· · · · ·

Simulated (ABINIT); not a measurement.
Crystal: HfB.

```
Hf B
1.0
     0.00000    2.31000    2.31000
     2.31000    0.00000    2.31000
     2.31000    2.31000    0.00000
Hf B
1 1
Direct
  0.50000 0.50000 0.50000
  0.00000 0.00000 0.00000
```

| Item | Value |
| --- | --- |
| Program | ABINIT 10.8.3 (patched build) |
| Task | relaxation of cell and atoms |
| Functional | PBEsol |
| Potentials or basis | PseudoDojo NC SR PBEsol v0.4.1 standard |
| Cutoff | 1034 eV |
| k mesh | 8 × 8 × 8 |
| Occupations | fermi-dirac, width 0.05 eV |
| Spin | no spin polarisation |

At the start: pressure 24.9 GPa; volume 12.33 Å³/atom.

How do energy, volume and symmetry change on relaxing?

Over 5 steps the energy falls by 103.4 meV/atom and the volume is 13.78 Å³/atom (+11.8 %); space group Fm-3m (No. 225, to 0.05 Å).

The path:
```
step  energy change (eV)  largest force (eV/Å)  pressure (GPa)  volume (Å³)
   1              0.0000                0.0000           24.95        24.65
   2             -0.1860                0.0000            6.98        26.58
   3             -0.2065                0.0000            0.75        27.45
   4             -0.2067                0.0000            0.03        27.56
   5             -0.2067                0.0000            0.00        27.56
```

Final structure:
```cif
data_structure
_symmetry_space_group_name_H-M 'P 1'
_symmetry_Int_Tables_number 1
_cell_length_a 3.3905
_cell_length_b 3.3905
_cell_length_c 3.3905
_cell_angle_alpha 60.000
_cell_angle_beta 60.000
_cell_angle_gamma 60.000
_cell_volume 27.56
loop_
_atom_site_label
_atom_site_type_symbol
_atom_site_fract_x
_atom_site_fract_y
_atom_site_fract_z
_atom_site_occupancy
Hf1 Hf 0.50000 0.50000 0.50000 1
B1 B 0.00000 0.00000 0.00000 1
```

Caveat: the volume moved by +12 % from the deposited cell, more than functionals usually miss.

· · · · ·

**Required action**
What is needed is a word-for-word copy of the records above, from the first line through the line that contains "spin polarisation |".

**Problem solution**
Simulated (ABINIT); not a measurement.
Crystal: HfB.

```
Hf B
1.0
     0.00000    2.31000    2.31000
     2.31000    0.00000    2.31000
     2.31000    2.31000    0.00000
Hf B
1 1
Direct
  0.50000 0.50000 0.50000
  0.00000 0.00000 0.00000
```

| Item | Value |
| --- | --- |
| Program | ABINIT 10.8.3 (patched build) |
| Task | relaxation of cell and atoms |
| Functional | PBEsol |
| Potentials or basis | PseudoDojo NC SR PBEsol v0.4.1 standard |
| Cutoff | 1034 eV |
| k mesh | 8 × 8 × 8 |
| Occupations | fermi-dirac, width 0.05 eV |
| Spin | no spin polarisation |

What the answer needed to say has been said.